Each entry, from beginning to end, is to be transcribed verbatim.

_EXCERPTED RECORDS_.
:::

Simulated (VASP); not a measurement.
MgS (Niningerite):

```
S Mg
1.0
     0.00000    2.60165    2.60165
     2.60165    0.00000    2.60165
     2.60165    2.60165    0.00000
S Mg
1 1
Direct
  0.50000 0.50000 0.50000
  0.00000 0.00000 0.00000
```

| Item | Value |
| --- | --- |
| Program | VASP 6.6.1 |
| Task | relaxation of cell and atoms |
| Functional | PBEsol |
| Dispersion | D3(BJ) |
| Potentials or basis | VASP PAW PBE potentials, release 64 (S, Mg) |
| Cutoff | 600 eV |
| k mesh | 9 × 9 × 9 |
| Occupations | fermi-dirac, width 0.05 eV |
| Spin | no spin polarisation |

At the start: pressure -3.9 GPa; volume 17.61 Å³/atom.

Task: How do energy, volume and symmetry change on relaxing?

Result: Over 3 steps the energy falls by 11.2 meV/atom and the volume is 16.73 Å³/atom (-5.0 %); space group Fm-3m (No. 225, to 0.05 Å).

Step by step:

:::

_ANSWER SECTION_.
Simulated (VASP); not a measurement.
MgS (Niningerite):

```
S Mg
1.0
     0.00000    2.60165    2.60165
     2.60165    0.00000    2.60165
     2.60165    2.60165    0.00000
S Mg
1 1
Direct
  0.50000 0.50000 0.50000
  0.00000 0.00000 0.00000
```

| Item | Value |
| --- | --- |
| Program | VASP 6.6.1 |
| Task | relaxation of cell and atoms |
| Functional | PBEsol |
| Dispersion | D3(BJ) |
| Potentials or basis | VASP PAW PBE potentials, release 64 (S, Mg) |
| Cutoff | 600 eV |
| k mesh | 9 × 9 × 9 |
| Occupations | fermi-dirac, width 0.05 eV |
| Spin | no spin polarisation |

At the start: pressure -3.9 GPa; volume 17.61 Å³/atom.

Task: How do energy, volume and symmetry change on relaxing?

Result: Over 3 steps the energy falls by 11.2 meV/atom and the volume is 16.73 Å³/atom (-5.0 %); space group Fm-3m (No. 225, to 0.05 Å).

Step by step:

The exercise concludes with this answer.